→ Provided material:
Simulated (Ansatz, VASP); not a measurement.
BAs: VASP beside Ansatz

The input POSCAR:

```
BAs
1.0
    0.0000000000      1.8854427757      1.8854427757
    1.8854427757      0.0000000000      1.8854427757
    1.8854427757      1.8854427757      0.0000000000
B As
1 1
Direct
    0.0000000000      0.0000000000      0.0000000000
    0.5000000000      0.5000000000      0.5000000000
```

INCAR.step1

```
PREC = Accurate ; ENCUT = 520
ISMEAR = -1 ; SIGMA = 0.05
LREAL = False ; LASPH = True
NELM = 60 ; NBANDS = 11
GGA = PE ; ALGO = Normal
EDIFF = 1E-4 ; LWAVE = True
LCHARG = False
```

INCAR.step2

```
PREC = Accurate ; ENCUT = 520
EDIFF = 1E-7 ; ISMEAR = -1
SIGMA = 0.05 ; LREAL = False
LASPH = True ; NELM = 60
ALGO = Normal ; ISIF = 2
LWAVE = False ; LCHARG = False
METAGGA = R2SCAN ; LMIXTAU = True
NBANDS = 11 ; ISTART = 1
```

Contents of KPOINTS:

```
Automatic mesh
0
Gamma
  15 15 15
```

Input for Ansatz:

→ Work instruction: When answering, write out each of the lines above exactly as given.

→ Solution:
Simulated (Ansatz, VASP); not a measurement.
BAs: VASP beside Ansatz

The input POSCAR:

```
BAs
1.0
    0.0000000000      1.8854427757      1.8854427757
    1.8854427757      0.0000000000      1.8854427757
    1.8854427757      1.8854427757      0.0000000000
B As
1 1
Direct
    0.0000000000      0.0000000000      0.0000000000
    0.5000000000      0.5000000000      0.5000000000
```

INCAR.step1

```
PREC = Accurate ; ENCUT = 520
ISMEAR = -1 ; SIGMA = 0.05
LREAL = False ; LASPH = True
NELM = 60 ; NBANDS = 11
GGA = PE ; ALGO = Normal
EDIFF = 1E-4 ; LWAVE = True
LCHARG = False
```

INCAR.step2

```
PREC = Accurate ; ENCUT = 520
EDIFF = 1E-7 ; ISMEAR = -1
SIGMA = 0.05 ; LREAL = False
LASPH = True ; NELM = 60
ALGO = Normal ; ISIF = 2
LWAVE = False ; LCHARG = False
METAGGA = R2SCAN ; LMIXTAU = True
NBANDS = 11 ; ISTART = 1
```

Contents of KPOINTS:

```
Automatic mesh
0
Gamma
  15 15 15
```

Input for Ansatz:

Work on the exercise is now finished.